=-=-=-=-=

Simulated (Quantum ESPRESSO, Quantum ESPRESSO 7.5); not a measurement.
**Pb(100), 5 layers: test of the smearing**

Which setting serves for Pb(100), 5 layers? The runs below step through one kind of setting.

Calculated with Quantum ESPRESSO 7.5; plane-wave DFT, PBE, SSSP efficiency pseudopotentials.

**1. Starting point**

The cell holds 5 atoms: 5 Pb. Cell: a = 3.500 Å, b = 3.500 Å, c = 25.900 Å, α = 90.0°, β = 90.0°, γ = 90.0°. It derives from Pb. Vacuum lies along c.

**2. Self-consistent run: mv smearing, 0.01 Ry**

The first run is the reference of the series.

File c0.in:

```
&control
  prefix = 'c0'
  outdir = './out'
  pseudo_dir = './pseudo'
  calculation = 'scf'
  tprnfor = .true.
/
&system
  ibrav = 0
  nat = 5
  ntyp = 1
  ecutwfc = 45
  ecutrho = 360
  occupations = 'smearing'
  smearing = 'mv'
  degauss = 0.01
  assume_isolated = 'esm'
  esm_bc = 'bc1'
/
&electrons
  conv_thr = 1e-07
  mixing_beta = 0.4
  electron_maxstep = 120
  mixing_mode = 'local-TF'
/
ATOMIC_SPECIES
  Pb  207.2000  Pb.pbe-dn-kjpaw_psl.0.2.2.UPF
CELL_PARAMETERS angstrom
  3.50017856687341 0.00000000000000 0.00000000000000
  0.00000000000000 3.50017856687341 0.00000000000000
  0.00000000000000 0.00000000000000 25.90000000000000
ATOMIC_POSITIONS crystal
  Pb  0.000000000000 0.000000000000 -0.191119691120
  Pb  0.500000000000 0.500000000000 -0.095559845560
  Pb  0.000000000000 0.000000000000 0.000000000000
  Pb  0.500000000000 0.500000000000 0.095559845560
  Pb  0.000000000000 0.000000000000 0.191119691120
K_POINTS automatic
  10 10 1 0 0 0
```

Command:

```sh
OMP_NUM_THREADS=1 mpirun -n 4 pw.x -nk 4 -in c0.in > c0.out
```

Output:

=-=-=-=-=

> [TASK ITEM]: Up to and including the line with "Which setting serves", print every line of the records from the start.

> [RESPONSE]:
Simulated (Quantum ESPRESSO, Quantum ESPRESSO 7.5); not a measurement.
**Pb(100), 5 layers: test of the smearing**

Which setting serves for Pb(100), 5 layers? The runs below step through one kind of setting.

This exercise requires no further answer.